**Assignment**
Once the line containing "Cell as given: a" has been copied, stop; copy every line before it exactly, beginning with the first line of the material below.

**Data excerpts**
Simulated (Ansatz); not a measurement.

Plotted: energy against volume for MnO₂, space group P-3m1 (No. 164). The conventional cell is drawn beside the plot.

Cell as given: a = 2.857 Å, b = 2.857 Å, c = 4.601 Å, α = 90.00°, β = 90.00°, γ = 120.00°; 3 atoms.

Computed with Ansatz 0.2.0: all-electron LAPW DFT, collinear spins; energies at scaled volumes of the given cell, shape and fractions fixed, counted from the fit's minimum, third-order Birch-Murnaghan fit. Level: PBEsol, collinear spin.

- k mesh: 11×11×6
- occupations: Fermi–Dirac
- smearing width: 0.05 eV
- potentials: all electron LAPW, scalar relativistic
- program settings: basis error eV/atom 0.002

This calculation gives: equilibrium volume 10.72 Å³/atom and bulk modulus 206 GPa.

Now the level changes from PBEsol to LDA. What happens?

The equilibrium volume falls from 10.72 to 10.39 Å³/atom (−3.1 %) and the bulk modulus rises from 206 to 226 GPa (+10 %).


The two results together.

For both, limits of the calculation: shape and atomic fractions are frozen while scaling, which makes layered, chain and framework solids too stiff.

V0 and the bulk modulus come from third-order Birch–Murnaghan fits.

**Exercise output**
Simulated (Ansatz); not a measurement.

Plotted: energy against volume for MnO₂, space group P-3m1 (No. 164). The conventional cell is drawn beside the plot.

Cell as given: a = 2.857 Å, b = 2.857 Å, c = 4.601 Å, α = 90.00°, β = 90.00°, γ = 120.00°; 3 atoms.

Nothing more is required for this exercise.